▸ **Activity**
Below are records to write out again, exactly as they read.

Top of Data provided
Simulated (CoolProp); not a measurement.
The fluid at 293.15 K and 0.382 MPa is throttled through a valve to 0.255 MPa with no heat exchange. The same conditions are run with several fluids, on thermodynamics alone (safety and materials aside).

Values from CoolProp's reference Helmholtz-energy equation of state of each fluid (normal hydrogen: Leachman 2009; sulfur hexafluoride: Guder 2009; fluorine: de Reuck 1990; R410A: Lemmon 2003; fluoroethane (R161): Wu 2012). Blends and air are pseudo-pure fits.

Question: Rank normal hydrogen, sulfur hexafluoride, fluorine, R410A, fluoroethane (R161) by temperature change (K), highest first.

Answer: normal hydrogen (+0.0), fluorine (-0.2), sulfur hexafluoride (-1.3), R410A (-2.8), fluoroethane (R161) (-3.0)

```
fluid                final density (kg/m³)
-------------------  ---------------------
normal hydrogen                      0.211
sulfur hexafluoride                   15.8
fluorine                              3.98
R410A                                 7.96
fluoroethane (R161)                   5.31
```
Bottom of Data provided

▸ **Your solution**
Simulated (CoolProp); not a measurement.
The fluid at 293.15 K and 0.382 MPa is throttled through a valve to 0.255 MPa with no heat exchange. The same conditions are run with several fluids, on thermodynamics alone (safety and materials aside).

Values from CoolProp's reference Helmholtz-energy equation of state of each fluid (normal hydrogen: Leachman 2009; sulfur hexafluoride: Guder 2009; fluorine: de Reuck 1990; R410A: Lemmon 2003; fluoroethane (R161): Wu 2012). Blends and air are pseudo-pure fits.

Question: Rank normal hydrogen, sulfur hexafluoride, fluorine, R410A, fluoroethane (R161) by temperature change (K), highest first.

Answer: normal hydrogen (+0.0), fluorine (-0.2), sulfur hexafluoride (-1.3), R410A (-2.8), fluoroethane (R161) (-3.0)

```
fluid                final density (kg/m³)
-------------------  ---------------------
normal hydrogen                      0.211
sulfur hexafluoride                   15.8
fluorine                              3.98
R410A                                 7.96
fluoroethane (R161)                   5.31
```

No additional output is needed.